%%

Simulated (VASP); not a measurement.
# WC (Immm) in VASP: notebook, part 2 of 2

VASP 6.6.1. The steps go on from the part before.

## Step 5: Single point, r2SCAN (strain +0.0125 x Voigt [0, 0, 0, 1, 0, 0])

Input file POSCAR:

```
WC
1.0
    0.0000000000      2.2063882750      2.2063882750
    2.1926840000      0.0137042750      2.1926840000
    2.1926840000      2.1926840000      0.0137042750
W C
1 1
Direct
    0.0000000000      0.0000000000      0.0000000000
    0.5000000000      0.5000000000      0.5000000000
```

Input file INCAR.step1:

%%

Repeat every line of the material exactly as given.

- _WRITTEN SOLUTION_
Simulated (VASP); not a measurement.
# WC (Immm) in VASP: notebook, part 2 of 2

VASP 6.6.1. The steps go on from the part before.

## Step 5: Single point, r2SCAN (strain +0.0125 x Voigt [0, 0, 0, 1, 0, 0])

Input file POSCAR:

```
WC
1.0
    0.0000000000      2.2063882750      2.2063882750
    2.1926840000      0.0137042750      2.1926840000
    2.1926840000      2.1926840000      0.0137042750
W C
1 1
Direct
    0.0000000000      0.0000000000      0.0000000000
    0.5000000000      0.5000000000      0.5000000000
```

Input file INCAR.step1:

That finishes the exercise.